◆ Work instruction ◆
Would you reproduce exactly the lines below from the one holding "## k-point mesh" through the one holding "0.58 | 12 | 22 |", inclusive, and no others?

=-=-=-=-=

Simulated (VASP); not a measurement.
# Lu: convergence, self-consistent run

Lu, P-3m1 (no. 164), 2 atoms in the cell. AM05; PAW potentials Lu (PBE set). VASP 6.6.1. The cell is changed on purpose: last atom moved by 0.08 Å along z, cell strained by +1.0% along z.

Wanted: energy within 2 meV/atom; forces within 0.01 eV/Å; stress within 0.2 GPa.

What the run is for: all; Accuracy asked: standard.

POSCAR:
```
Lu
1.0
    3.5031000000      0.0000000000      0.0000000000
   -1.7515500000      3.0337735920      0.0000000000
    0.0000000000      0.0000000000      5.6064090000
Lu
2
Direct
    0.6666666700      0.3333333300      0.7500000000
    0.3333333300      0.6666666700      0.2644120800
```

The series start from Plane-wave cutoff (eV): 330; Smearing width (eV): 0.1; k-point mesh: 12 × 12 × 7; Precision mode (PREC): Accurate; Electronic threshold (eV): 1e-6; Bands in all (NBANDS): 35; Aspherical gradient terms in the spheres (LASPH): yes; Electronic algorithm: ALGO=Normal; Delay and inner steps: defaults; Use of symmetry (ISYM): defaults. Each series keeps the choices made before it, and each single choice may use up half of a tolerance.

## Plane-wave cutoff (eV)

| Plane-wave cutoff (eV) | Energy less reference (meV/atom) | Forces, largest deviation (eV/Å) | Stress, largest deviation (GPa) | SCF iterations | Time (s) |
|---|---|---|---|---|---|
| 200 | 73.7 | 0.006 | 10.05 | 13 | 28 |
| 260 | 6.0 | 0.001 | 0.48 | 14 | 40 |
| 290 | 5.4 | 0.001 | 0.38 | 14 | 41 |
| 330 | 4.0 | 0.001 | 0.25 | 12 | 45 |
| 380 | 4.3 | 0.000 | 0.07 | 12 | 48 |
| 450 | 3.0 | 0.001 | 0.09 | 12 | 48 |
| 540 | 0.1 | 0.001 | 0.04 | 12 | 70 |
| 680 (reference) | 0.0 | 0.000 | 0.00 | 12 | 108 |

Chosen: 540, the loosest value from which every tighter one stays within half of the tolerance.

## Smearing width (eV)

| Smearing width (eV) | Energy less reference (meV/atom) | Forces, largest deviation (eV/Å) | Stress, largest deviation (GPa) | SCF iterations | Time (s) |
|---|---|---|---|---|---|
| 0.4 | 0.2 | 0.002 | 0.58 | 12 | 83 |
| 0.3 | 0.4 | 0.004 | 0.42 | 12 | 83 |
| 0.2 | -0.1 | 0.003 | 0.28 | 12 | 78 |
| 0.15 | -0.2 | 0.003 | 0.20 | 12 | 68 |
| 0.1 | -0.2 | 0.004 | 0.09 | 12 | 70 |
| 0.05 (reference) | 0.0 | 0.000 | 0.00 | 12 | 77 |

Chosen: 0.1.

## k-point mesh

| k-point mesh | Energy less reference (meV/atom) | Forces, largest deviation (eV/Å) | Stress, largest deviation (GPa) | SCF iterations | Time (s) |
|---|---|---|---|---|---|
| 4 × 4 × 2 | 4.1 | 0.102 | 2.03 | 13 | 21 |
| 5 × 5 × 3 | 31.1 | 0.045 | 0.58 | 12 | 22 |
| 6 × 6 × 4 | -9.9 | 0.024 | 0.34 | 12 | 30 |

=-=-=-=-=

◆ Task response ◆
## k-point mesh

| k-point mesh | Energy less reference (meV/atom) | Forces, largest deviation (eV/Å) | Stress, largest deviation (GPa) | SCF iterations | Time (s) |
|---|---|---|---|---|---|
| 4 × 4 × 2 | 4.1 | 0.102 | 2.03 | 13 | 21 |
| 5 × 5 × 3 | 31.1 | 0.045 | 0.58 | 12 | 22 |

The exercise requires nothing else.